▸ **Task item**: Until the line containing "1984 | 8.5 |" has been reproduced, keep reproducing each line of the material below exactly, starting with the first.

====== Supplied records ======

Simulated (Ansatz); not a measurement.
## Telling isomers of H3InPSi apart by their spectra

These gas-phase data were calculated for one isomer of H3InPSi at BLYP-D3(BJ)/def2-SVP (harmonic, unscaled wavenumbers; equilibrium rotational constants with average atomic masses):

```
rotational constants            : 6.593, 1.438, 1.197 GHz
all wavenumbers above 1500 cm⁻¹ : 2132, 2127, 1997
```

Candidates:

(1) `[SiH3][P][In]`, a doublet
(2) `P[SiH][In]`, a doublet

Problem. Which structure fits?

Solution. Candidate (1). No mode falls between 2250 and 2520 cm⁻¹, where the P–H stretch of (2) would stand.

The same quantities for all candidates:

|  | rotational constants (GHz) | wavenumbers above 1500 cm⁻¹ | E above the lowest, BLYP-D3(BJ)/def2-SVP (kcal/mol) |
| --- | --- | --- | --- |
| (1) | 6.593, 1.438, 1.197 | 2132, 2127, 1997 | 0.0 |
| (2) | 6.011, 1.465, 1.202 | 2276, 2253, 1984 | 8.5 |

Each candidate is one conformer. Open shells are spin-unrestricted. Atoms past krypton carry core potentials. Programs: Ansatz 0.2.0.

======

▸ **Answer section**:
Simulated (Ansatz); not a measurement.
## Telling isomers of H3InPSi apart by their spectra

These gas-phase data were calculated for one isomer of H3InPSi at BLYP-D3(BJ)/def2-SVP (harmonic, unscaled wavenumbers; equilibrium rotational constants with average atomic masses):

```
rotational constants            : 6.593, 1.438, 1.197 GHz
all wavenumbers above 1500 cm⁻¹ : 2132, 2127, 1997
```

Candidates:

(1) `[SiH3][P][In]`, a doublet
(2) `P[SiH][In]`, a doublet

Problem. Which structure fits?

Solution. Candidate (1). No mode falls between 2250 and 2520 cm⁻¹, where the P–H stretch of (2) would stand.

The same quantities for all candidates:

|  | rotational constants (GHz) | wavenumbers above 1500 cm⁻¹ | E above the lowest, BLYP-D3(BJ)/def2-SVP (kcal/mol) |
| --- | --- | --- | --- |
| (1) | 6.593, 1.438, 1.197 | 2132, 2127, 1997 | 0.0 |
| (2) | 6.011, 1.465, 1.202 | 2276, 2253, 1984 | 8.5 |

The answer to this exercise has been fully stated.